The records below need retyping in full; give them again exactly.

•••••

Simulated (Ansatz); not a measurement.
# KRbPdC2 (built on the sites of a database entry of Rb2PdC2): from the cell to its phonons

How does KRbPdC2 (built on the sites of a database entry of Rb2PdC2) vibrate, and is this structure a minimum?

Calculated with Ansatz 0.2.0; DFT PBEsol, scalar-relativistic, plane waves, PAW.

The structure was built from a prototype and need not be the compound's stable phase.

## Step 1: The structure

•••••

■ **Worked solution**:
Simulated (Ansatz); not a measurement.
# KRbPdC2 (built on the sites of a database entry of Rb2PdC2): from the cell to its phonons

How does KRbPdC2 (built on the sites of a database entry of Rb2PdC2) vibrate, and is this structure a minimum?

Calculated with Ansatz 0.2.0; DFT PBEsol, scalar-relativistic, plane waves, PAW.

The structure was built from a prototype and need not be the compound's stable phase.

## Step 1: The structure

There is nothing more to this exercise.